> **REQUIRED ACTION**: Stopping right after the line with "the back bond.", please reproduce the material below exactly from its first line.

> **DATASET ENTRIES**:
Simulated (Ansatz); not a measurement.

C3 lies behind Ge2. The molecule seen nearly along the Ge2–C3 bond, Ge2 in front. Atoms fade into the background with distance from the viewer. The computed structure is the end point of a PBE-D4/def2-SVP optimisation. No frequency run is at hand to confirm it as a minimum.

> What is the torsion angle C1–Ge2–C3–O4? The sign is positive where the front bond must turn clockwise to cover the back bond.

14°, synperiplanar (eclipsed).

> **TASK RESPONSE**:
Simulated (Ansatz); not a measurement.

C3 lies behind Ge2. The molecule seen nearly along the Ge2–C3 bond, Ge2 in front. Atoms fade into the background with distance from the viewer. The computed structure is the end point of a PBE-D4/def2-SVP optimisation. No frequency run is at hand to confirm it as a minimum.

> What is the torsion angle C1–Ge2–C3–O4? The sign is positive where the front bond must turn clockwise to cover the back bond.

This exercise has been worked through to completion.